+ + + +
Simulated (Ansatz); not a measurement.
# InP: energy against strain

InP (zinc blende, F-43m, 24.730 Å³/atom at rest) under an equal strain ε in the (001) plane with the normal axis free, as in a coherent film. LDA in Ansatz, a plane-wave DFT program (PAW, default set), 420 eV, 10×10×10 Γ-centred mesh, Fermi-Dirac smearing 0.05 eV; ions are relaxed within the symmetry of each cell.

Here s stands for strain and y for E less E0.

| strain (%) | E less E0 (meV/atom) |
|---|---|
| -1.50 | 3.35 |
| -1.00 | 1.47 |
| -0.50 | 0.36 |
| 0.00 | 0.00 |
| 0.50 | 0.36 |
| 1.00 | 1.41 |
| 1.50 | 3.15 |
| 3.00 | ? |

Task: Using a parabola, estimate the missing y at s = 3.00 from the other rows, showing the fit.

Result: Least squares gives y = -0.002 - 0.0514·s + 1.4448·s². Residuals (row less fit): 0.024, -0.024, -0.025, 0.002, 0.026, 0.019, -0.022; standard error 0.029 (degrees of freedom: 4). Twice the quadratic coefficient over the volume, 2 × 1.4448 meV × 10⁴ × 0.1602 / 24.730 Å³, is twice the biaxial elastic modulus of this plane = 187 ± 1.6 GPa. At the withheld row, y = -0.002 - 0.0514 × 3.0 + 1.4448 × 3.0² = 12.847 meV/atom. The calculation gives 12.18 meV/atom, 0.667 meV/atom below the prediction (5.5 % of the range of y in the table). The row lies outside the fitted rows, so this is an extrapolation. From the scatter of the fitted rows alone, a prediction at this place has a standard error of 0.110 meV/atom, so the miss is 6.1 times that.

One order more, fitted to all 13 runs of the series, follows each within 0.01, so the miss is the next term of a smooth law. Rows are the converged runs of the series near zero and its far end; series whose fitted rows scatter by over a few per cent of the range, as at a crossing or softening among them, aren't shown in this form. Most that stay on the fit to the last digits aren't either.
+ + + +

:: Brief ::
Write out the listing exactly from its first line to the line containing "Task: Using a". Both of those lines belong in the answer.

:: Your response ::
Simulated (Ansatz); not a measurement.
# InP: energy against strain

InP (zinc blende, F-43m, 24.730 Å³/atom at rest) under an equal strain ε in the (001) plane with the normal axis free, as in a coherent film. LDA in Ansatz, a plane-wave DFT program (PAW, default set), 420 eV, 10×10×10 Γ-centred mesh, Fermi-Dirac smearing 0.05 eV; ions are relaxed within the symmetry of each cell.

Here s stands for strain and y for E less E0.

| strain (%) | E less E0 (meV/atom) |
|---|---|
| -1.50 | 3.35 |
| -1.00 | 1.47 |
| -0.50 | 0.36 |
| 0.00 | 0.00 |
| 0.50 | 0.36 |
| 1.00 | 1.41 |
| 1.50 | 3.15 |
| 3.00 | ? |

Task: Using a parabola, estimate the missing y at s = 3.00 from the other rows, showing the fit.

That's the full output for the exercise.